== Excerpted records
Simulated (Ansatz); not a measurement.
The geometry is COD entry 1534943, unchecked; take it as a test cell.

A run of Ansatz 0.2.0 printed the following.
====

_Work task_
Only the lines from the start of the listing through the line with "The geometry is" should be repeated, each exactly as it stands.

_Reply_
Simulated (Ansatz); not a measurement.
The geometry is COD entry 1534943, unchecked; take it as a test cell.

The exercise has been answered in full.